Work task: Everything from the first line of the material below through the line containing "3. Measured intervals: 10163.1" must be retyped exactly, and nothing past it.

Records supplied:
+---+
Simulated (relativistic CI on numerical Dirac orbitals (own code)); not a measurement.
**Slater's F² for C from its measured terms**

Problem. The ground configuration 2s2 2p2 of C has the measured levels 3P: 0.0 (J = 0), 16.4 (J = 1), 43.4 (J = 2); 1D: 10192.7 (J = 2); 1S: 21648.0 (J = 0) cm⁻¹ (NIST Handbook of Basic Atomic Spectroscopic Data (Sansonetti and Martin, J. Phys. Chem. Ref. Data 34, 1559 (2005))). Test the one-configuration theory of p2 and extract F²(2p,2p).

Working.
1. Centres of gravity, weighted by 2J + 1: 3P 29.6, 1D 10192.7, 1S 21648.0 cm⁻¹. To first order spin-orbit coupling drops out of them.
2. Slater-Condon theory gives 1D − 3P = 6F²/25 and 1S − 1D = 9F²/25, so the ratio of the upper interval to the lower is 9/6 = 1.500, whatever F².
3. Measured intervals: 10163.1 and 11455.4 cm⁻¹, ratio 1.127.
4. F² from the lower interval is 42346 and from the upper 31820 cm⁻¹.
+---+

Task answer:
Simulated (relativistic CI on numerical Dirac orbitals (own code)); not a measurement.
**Slater's F² for C from its measured terms**

Problem. The ground configuration 2s2 2p2 of C has the measured levels 3P: 0.0 (J = 0), 16.4 (J = 1), 43.4 (J = 2); 1D: 10192.7 (J = 2); 1S: 21648.0 (J = 0) cm⁻¹ (NIST Handbook of Basic Atomic Spectroscopic Data (Sansonetti and Martin, J. Phys. Chem. Ref. Data 34, 1559 (2005))). Test the one-configuration theory of p2 and extract F²(2p,2p).

Working.
1. Centres of gravity, weighted by 2J + 1: 3P 29.6, 1D 10192.7, 1S 21648.0 cm⁻¹. To first order spin-orbit coupling drops out of them.
2. Slater-Condon theory gives 1D − 3P = 6F²/25 and 1S − 1D = 9F²/25, so the ratio of the upper interval to the lower is 9/6 = 1.500, whatever F².
3. Measured intervals: 10163.1 and 11455.4 cm⁻¹, ratio 1.127.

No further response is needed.